-- Information --
▬▬▬▬▬▬
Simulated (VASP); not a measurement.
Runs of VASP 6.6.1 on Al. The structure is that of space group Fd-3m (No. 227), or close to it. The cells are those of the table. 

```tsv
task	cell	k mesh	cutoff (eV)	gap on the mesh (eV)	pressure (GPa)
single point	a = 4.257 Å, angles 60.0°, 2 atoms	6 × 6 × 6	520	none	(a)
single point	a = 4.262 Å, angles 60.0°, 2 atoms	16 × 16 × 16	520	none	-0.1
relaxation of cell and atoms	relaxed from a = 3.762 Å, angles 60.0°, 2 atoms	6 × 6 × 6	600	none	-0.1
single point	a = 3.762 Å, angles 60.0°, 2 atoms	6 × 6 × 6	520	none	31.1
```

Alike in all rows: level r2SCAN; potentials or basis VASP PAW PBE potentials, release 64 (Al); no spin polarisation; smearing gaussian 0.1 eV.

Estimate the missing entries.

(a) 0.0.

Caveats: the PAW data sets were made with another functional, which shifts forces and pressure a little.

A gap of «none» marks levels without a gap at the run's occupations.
▬▬▬▬▬▬

-- Assignment --
Reproduce the whole listing above, word for word.

-- Exercise answer --
Simulated (VASP); not a measurement.
Runs of VASP 6.6.1 on Al. The structure is that of space group Fd-3m (No. 227), or close to it. The cells are those of the table. 

```tsv
task	cell	k mesh	cutoff (eV)	gap on the mesh (eV)	pressure (GPa)
single point	a = 4.257 Å, angles 60.0°, 2 atoms	6 × 6 × 6	520	none	(a)
single point	a = 4.262 Å, angles 60.0°, 2 atoms	16 × 16 × 16	520	none	-0.1
relaxation of cell and atoms	relaxed from a = 3.762 Å, angles 60.0°, 2 atoms	6 × 6 × 6	600	none	-0.1
single point	a = 3.762 Å, angles 60.0°, 2 atoms	6 × 6 × 6	520	none	31.1
```

Alike in all rows: level r2SCAN; potentials or basis VASP PAW PBE potentials, release 64 (Al); no spin polarisation; smearing gaussian 0.1 eV.

Estimate the missing entries.

(a) 0.0.

Caveats: the PAW data sets were made with another functional, which shifts forces and pressure a little.

A gap of «none» marks levels without a gap at the run's occupations.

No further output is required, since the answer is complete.